WORK TASK:
Each line of the listing below should come back exactly as it is.

DATA EXTRACTS:
##########

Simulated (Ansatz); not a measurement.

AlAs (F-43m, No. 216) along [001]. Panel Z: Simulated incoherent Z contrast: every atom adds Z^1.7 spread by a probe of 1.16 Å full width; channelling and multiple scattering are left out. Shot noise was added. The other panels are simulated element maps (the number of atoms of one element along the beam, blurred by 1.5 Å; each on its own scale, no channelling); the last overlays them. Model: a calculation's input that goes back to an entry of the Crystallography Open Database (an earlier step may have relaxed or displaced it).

##########

REPLY:
Simulated (Ansatz); not a measurement.

AlAs (F-43m, No. 216) along [001]. Panel Z: Simulated incoherent Z contrast: every atom adds Z^1.7 spread by a probe of 1.16 Å full width; channelling and multiple scattering are left out. Shot noise was added. The other panels are simulated element maps (the number of atoms of one element along the beam, blurred by 1.5 Å; each on its own scale, no channelling); the last overlays them. Model: a calculation's input that goes back to an entry of the Crystallography Open Database (an earlier step may have relaxed or displaced it).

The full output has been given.